== == ==

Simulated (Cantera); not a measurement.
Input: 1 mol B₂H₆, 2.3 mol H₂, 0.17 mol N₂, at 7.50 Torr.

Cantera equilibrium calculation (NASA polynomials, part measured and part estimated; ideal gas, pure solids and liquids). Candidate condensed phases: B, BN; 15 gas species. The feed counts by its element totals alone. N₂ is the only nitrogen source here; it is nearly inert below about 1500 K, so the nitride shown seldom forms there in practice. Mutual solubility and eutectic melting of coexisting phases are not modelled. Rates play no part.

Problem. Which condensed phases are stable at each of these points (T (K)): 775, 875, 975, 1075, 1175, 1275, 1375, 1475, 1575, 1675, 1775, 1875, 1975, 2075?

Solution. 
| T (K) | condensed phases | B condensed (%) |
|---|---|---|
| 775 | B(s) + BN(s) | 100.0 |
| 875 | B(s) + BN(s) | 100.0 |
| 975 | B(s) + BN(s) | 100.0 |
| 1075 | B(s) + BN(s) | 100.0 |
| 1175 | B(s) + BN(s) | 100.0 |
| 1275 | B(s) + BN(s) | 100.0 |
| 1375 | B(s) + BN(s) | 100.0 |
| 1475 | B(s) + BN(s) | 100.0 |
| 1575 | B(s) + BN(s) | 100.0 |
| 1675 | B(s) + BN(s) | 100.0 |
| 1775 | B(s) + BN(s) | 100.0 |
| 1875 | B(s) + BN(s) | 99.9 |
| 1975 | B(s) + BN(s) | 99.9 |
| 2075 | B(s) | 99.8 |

== == ==

REQUIREMENT ▸
Give back the records above exactly, limited to the lines between the one holding "Input: 1 mol" and the one holding "1975 | B(s) + BN(s) | 99.9 |", inclusive.

TASK OUTPUT ▸
Input: 1 mol B₂H₆, 2.3 mol H₂, 0.17 mol N₂, at 7.50 Torr.

Cantera equilibrium calculation (NASA polynomials, part measured and part estimated; ideal gas, pure solids and liquids). Candidate condensed phases: B, BN; 15 gas species. The feed counts by its element totals alone. N₂ is the only nitrogen source here; it is nearly inert below about 1500 K, so the nitride shown seldom forms there in practice. Mutual solubility and eutectic melting of coexisting phases are not modelled. Rates play no part.

Problem. Which condensed phases are stable at each of these points (T (K)): 775, 875, 975, 1075, 1175, 1275, 1375, 1475, 1575, 1675, 1775, 1875, 1975, 2075?

Solution. 
| T (K) | condensed phases | B condensed (%) |
|---|---|---|
| 775 | B(s) + BN(s) | 100.0 |
| 875 | B(s) + BN(s) | 100.0 |
| 975 | B(s) + BN(s) | 100.0 |
| 1075 | B(s) + BN(s) | 100.0 |
| 1175 | B(s) + BN(s) | 100.0 |
| 1275 | B(s) + BN(s) | 100.0 |
| 1375 | B(s) + BN(s) | 100.0 |
| 1475 | B(s) + BN(s) | 100.0 |
| 1575 | B(s) + BN(s) | 100.0 |
| 1675 | B(s) + BN(s) | 100.0 |
| 1775 | B(s) + BN(s) | 100.0 |
| 1875 | B(s) + BN(s) | 99.9 |
| 1975 | B(s) + BN(s) | 99.9 |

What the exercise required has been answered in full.